- **Assignment**
What is needed is an exact copy of all the records.

=====
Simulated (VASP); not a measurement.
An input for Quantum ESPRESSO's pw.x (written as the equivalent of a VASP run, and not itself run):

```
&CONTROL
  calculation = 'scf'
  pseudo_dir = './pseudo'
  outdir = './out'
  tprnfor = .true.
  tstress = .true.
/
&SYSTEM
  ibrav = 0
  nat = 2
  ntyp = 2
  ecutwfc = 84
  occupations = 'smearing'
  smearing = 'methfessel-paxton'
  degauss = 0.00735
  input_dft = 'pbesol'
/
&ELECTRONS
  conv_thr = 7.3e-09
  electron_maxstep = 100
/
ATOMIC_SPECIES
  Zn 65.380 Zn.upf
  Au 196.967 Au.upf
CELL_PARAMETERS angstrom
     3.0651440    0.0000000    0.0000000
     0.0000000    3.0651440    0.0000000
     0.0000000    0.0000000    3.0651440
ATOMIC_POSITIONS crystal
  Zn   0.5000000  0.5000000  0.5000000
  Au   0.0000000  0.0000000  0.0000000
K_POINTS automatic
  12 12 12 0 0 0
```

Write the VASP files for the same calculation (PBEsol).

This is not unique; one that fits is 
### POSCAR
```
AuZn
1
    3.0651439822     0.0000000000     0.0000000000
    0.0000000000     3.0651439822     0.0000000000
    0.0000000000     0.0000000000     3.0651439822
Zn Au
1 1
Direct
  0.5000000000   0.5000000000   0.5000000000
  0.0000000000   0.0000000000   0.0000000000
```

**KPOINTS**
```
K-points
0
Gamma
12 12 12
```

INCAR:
=====

- **Solution**
Simulated (VASP); not a measurement.
An input for Quantum ESPRESSO's pw.x (written as the equivalent of a VASP run, and not itself run):

```
&CONTROL
  calculation = 'scf'
  pseudo_dir = './pseudo'
  outdir = './out'
  tprnfor = .true.
  tstress = .true.
/
&SYSTEM
  ibrav = 0
  nat = 2
  ntyp = 2
  ecutwfc = 84
  occupations = 'smearing'
  smearing = 'methfessel-paxton'
  degauss = 0.00735
  input_dft = 'pbesol'
/
&ELECTRONS
  conv_thr = 7.3e-09
  electron_maxstep = 100
/
ATOMIC_SPECIES
  Zn 65.380 Zn.upf
  Au 196.967 Au.upf
CELL_PARAMETERS angstrom
     3.0651440    0.0000000    0.0000000
     0.0000000    3.0651440    0.0000000
     0.0000000    0.0000000    3.0651440
ATOMIC_POSITIONS crystal
  Zn   0.5000000  0.5000000  0.5000000
  Au   0.0000000  0.0000000  0.0000000
K_POINTS automatic
  12 12 12 0 0 0
```

Write the VASP files for the same calculation (PBEsol).

This is not unique; one that fits is 
### POSCAR
```
AuZn
1
    3.0651439822     0.0000000000     0.0000000000
    0.0000000000     3.0651439822     0.0000000000
    0.0000000000     0.0000000000     3.0651439822
Zn Au
1 1
Direct
  0.5000000000   0.5000000000   0.5000000000
  0.0000000000   0.0000000000   0.0000000000
```

**KPOINTS**
```
K-points
0
Gamma
12 12 12
```

INCAR:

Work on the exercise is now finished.